= Beginning of Section =
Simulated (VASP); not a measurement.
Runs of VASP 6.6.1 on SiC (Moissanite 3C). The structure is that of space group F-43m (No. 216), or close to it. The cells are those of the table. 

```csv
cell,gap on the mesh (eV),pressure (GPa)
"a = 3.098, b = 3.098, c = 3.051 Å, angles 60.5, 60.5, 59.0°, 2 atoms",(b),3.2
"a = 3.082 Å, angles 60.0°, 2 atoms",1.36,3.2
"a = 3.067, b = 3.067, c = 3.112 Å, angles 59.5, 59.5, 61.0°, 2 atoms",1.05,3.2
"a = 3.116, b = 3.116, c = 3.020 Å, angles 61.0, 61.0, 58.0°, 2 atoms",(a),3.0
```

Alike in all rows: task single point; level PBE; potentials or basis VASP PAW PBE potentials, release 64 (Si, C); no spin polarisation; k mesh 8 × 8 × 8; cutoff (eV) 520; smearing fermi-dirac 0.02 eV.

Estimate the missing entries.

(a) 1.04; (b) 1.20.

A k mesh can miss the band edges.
= End of Section =

> [BRIEF] Reproduce the full listing word for word.

> [TASK OUTPUT]
Simulated (VASP); not a measurement.
Runs of VASP 6.6.1 on SiC (Moissanite 3C). The structure is that of space group F-43m (No. 216), or close to it. The cells are those of the table. 

```csv
cell,gap on the mesh (eV),pressure (GPa)
"a = 3.098, b = 3.098, c = 3.051 Å, angles 60.5, 60.5, 59.0°, 2 atoms",(b),3.2
"a = 3.082 Å, angles 60.0°, 2 atoms",1.36,3.2
"a = 3.067, b = 3.067, c = 3.112 Å, angles 59.5, 59.5, 61.0°, 2 atoms",1.05,3.2
"a = 3.116, b = 3.116, c = 3.020 Å, angles 61.0, 61.0, 58.0°, 2 atoms",(a),3.0
```

Alike in all rows: task single point; level PBE; potentials or basis VASP PAW PBE potentials, release 64 (Si, C); no spin polarisation; k mesh 8 × 8 × 8; cutoff (eV) 520; smearing fermi-dirac 0.02 eV.

Estimate the missing entries.

(a) 1.04; (b) 1.20.

A k mesh can miss the band edges.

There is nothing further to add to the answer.